Data to examine =>
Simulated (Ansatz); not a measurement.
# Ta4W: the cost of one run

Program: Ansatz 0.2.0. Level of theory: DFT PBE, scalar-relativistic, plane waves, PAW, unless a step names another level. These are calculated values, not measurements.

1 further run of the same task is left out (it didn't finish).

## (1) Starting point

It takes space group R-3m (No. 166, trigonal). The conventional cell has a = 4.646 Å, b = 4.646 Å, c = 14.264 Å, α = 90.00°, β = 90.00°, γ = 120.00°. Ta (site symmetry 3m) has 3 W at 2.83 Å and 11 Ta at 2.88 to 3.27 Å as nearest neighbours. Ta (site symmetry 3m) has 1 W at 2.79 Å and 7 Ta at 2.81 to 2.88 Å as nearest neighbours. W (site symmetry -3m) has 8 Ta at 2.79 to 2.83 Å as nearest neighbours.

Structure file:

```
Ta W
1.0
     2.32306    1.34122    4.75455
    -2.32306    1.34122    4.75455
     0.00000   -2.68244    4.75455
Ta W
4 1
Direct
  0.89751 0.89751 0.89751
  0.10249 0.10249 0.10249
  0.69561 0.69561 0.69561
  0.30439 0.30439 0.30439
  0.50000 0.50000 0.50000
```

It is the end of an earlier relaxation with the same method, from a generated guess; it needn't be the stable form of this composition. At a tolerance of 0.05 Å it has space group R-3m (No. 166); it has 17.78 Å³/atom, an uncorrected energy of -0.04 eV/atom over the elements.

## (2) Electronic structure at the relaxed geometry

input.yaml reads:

Exercise => Look in the material above for the line with "1 further run" and the line with "## (2) Electronic", and transcribe exactly those lines and all lines between them, nothing more.

Exercise solution =>
1 further run of the same task is left out (it didn't finish).

## (1) Starting point

It takes space group R-3m (No. 166, trigonal). The conventional cell has a = 4.646 Å, b = 4.646 Å, c = 14.264 Å, α = 90.00°, β = 90.00°, γ = 120.00°. Ta (site symmetry 3m) has 3 W at 2.83 Å and 11 Ta at 2.88 to 3.27 Å as nearest neighbours. Ta (site symmetry 3m) has 1 W at 2.79 Å and 7 Ta at 2.81 to 2.88 Å as nearest neighbours. W (site symmetry -3m) has 8 Ta at 2.79 to 2.83 Å as nearest neighbours.

Structure file:

```
Ta W
1.0
     2.32306    1.34122    4.75455
    -2.32306    1.34122    4.75455
     0.00000   -2.68244    4.75455
Ta W
4 1
Direct
  0.89751 0.89751 0.89751
  0.10249 0.10249 0.10249
  0.69561 0.69561 0.69561
  0.30439 0.30439 0.30439
  0.50000 0.50000 0.50000
```

It is the end of an earlier relaxation with the same method, from a generated guess; it needn't be the stable form of this composition. At a tolerance of 0.05 Å it has space group R-3m (No. 166); it has 17.78 Å³/atom, an uncorrected energy of -0.04 eV/atom over the elements.

## (2) Electronic structure at the relaxed geometry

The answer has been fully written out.